§ WORK ORDER
Write out the stretch of lines below that begins at the line with "10 × 10 × 10 |" and ends at the line with "3.90 | 3.90 |", including both, exactly as given and nothing more.

§ STUDY MATERIAL
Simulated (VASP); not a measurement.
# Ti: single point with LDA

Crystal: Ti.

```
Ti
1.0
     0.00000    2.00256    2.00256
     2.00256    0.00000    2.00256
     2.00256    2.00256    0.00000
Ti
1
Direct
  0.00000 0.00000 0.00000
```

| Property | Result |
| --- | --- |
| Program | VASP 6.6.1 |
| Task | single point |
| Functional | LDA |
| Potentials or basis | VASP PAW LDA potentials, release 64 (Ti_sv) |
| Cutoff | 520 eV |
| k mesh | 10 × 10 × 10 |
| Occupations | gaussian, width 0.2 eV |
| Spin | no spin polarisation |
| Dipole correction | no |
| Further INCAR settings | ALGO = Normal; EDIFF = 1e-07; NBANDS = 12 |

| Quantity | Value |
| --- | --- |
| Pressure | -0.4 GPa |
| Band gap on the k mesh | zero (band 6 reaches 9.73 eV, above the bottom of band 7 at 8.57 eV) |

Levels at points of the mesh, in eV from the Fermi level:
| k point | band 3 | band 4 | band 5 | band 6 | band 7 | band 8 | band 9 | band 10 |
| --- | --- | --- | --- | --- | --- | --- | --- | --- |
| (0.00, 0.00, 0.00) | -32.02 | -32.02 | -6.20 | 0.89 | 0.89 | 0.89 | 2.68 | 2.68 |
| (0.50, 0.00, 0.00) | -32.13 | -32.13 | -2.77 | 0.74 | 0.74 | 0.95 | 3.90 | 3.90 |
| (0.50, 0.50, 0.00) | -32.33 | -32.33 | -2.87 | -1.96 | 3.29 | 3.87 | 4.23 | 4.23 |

§ EXPECTED ANSWER
| k mesh | 10 × 10 × 10 |
| Occupations | gaussian, width 0.2 eV |
| Spin | no spin polarisation |
| Dipole correction | no |
| Further INCAR settings | ALGO = Normal; EDIFF = 1e-07; NBANDS = 12 |

| Quantity | Value |
| --- | --- |
| Pressure | -0.4 GPa |
| Band gap on the k mesh | zero (band 6 reaches 9.73 eV, above the bottom of band 7 at 8.57 eV) |

Levels at points of the mesh, in eV from the Fermi level:
| k point | band 3 | band 4 | band 5 | band 6 | band 7 | band 8 | band 9 | band 10 |
| --- | --- | --- | --- | --- | --- | --- | --- | --- |
| (0.00, 0.00, 0.00) | -32.02 | -32.02 | -6.20 | 0.89 | 0.89 | 0.89 | 2.68 | 2.68 |
| (0.50, 0.00, 0.00) | -32.13 | -32.13 | -2.77 | 0.74 | 0.74 | 0.95 | 3.90 | 3.90 |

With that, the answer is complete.